* _MATERIAL SHOWN_
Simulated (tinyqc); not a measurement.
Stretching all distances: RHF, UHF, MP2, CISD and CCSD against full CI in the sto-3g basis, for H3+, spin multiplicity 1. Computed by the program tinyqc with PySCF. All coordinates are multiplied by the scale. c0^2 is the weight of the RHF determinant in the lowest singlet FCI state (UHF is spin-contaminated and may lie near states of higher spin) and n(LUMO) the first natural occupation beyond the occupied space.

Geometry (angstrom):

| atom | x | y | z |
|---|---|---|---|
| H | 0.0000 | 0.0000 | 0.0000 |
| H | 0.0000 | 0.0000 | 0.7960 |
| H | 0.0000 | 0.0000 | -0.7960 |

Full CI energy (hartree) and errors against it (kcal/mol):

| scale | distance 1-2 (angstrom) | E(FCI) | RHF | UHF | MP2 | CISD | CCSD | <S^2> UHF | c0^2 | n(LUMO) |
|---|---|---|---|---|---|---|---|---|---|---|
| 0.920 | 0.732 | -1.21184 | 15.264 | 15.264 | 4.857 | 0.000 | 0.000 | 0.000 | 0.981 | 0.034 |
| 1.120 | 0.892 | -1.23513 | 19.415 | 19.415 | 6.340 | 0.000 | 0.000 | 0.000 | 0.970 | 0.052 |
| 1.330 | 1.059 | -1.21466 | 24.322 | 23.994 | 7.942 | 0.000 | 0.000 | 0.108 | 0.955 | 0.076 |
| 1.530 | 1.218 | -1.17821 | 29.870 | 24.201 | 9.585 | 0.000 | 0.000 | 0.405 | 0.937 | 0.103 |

* _REQUIRED ACTION_
A faithful copy of all the records is required.

* _EXERCISE RESPONSE_
Simulated (tinyqc); not a measurement.
Stretching all distances: RHF, UHF, MP2, CISD and CCSD against full CI in the sto-3g basis, for H3+, spin multiplicity 1. Computed by the program tinyqc with PySCF. All coordinates are multiplied by the scale. c0^2 is the weight of the RHF determinant in the lowest singlet FCI state (UHF is spin-contaminated and may lie near states of higher spin) and n(LUMO) the first natural occupation beyond the occupied space.

Geometry (angstrom):

| atom | x | y | z |
|---|---|---|---|
| H | 0.0000 | 0.0000 | 0.0000 |
| H | 0.0000 | 0.0000 | 0.7960 |
| H | 0.0000 | 0.0000 | -0.7960 |

Full CI energy (hartree) and errors against it (kcal/mol):

| scale | distance 1-2 (angstrom) | E(FCI) | RHF | UHF | MP2 | CISD | CCSD | <S^2> UHF | c0^2 | n(LUMO) |
|---|---|---|---|---|---|---|---|---|---|---|
| 0.920 | 0.732 | -1.21184 | 15.264 | 15.264 | 4.857 | 0.000 | 0.000 | 0.000 | 0.981 | 0.034 |
| 1.120 | 0.892 | -1.23513 | 19.415 | 19.415 | 6.340 | 0.000 | 0.000 | 0.000 | 0.970 | 0.052 |
| 1.330 | 1.059 | -1.21466 | 24.322 | 23.994 | 7.942 | 0.000 | 0.000 | 0.108 | 0.955 | 0.076 |
| 1.530 | 1.218 | -1.17821 | 29.870 | 24.201 | 9.585 | 0.000 | 0.000 | 0.405 | 0.937 | 0.103 |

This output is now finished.